*** Opening of Extracted data ***

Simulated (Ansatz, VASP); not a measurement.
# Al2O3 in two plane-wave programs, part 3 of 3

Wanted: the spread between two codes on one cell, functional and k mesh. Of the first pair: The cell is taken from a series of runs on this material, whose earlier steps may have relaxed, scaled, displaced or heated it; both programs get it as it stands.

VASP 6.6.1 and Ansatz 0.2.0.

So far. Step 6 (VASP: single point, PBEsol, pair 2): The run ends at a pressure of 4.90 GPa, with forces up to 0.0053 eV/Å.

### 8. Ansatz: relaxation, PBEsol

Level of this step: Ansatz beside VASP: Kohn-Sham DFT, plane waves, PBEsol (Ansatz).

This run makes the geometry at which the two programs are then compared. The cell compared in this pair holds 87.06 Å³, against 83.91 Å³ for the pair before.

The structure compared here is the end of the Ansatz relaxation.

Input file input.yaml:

*** Close of Extracted data ***

[Work item]
Above are the entries. Copy exactly the part that opens with the line containing "So far. Step" and closes with the line containing "The structure compared", and no more.

[Response area]
So far. Step 6 (VASP: single point, PBEsol, pair 2): The run ends at a pressure of 4.90 GPa, with forces up to 0.0053 eV/Å.

### 8. Ansatz: relaxation, PBEsol

Level of this step: Ansatz beside VASP: Kohn-Sham DFT, plane waves, PBEsol (Ansatz).

This run makes the geometry at which the two programs are then compared. The cell compared in this pair holds 87.06 Å³, against 83.91 Å³ for the pair before.

The structure compared here is the end of the Ansatz relaxation.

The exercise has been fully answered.